Starting at the first line of the data below, repeat each line word for word up to and including the line with "- 351 K and 1.45".

*** Begin section ***

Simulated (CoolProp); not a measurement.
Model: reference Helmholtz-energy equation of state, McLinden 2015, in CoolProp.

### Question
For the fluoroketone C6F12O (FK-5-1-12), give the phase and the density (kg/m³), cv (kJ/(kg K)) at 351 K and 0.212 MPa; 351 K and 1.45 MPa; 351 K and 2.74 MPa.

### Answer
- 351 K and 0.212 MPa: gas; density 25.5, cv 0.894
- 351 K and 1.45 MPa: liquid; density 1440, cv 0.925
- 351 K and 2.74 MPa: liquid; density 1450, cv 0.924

*** End section ***

WORKED SOLUTION:
Simulated (CoolProp); not a measurement.
Model: reference Helmholtz-energy equation of state, McLinden 2015, in CoolProp.

### Question
For the fluoroketone C6F12O (FK-5-1-12), give the phase and the density (kg/m³), cv (kJ/(kg K)) at 351 K and 0.212 MPa; 351 K and 1.45 MPa; 351 K and 2.74 MPa.

### Answer
- 351 K and 0.212 MPa: gas; density 25.5, cv 0.894
- 351 K and 1.45 MPa: liquid; density 1440, cv 0.925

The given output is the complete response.